> _Supplied material_
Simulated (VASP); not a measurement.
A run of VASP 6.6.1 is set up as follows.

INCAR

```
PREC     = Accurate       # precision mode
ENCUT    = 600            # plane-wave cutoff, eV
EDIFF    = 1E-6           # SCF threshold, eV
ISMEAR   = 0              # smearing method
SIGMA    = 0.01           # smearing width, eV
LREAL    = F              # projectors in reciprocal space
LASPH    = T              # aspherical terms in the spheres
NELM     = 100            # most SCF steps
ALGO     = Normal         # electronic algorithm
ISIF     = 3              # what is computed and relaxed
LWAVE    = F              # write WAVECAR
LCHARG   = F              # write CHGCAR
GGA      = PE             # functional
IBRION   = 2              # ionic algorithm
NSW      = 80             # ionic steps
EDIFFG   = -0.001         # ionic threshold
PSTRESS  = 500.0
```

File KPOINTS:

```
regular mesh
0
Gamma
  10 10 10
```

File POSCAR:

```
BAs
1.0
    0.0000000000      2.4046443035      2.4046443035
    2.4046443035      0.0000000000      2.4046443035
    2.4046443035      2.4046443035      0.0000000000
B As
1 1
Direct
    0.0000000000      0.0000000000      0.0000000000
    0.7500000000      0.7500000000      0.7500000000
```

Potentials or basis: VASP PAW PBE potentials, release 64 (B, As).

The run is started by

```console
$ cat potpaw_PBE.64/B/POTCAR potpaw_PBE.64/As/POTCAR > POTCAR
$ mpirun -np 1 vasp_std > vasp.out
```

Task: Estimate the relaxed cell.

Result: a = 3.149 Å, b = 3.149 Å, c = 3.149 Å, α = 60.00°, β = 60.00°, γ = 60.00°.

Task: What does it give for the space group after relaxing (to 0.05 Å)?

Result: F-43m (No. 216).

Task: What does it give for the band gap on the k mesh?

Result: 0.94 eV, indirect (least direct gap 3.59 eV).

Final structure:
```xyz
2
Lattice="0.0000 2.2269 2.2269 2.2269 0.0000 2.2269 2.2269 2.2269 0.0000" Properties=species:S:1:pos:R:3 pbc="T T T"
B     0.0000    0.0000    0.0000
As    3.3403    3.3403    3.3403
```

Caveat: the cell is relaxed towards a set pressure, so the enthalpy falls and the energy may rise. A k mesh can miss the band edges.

> _Required action_
Everything above from the line with "Task: Estimate the relaxed cell." to the line with "Task: What does it give for the band", both included, must be repeated exactly, and nothing outside that range.

> _Exercise result_
Task: Estimate the relaxed cell.

Result: a = 3.149 Å, b = 3.149 Å, c = 3.149 Å, α = 60.00°, β = 60.00°, γ = 60.00°.

Task: What does it give for the space group after relaxing (to 0.05 Å)?

Result: F-43m (No. 216).

Task: What does it give for the band gap on the k mesh?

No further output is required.